- DATA PROVIDED:
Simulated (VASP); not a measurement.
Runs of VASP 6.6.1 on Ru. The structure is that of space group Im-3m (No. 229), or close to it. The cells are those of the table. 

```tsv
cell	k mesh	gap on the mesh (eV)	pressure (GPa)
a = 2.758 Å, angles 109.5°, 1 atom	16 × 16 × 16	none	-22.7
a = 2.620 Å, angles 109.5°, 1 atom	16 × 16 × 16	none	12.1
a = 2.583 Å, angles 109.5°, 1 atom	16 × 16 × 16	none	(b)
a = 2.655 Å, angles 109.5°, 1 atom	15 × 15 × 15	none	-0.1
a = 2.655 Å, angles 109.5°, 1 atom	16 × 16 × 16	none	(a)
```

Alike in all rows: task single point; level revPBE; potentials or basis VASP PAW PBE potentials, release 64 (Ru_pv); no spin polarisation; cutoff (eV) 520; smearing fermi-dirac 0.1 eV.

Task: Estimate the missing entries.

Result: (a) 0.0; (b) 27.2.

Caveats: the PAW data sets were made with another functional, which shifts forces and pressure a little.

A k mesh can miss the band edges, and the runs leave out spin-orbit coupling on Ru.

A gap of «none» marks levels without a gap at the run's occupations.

- WORK ITEM: Retype the records above, but only those lines that fall between the line containing "Caveats: the PAW" and the line containing "A k mesh can", with both of those lines included, exactly as written.

- ANSWER SPACE:
Caveats: the PAW data sets were made with another functional, which shifts forces and pressure a little.

A k mesh can miss the band edges, and the runs leave out spin-orbit coupling on Ru.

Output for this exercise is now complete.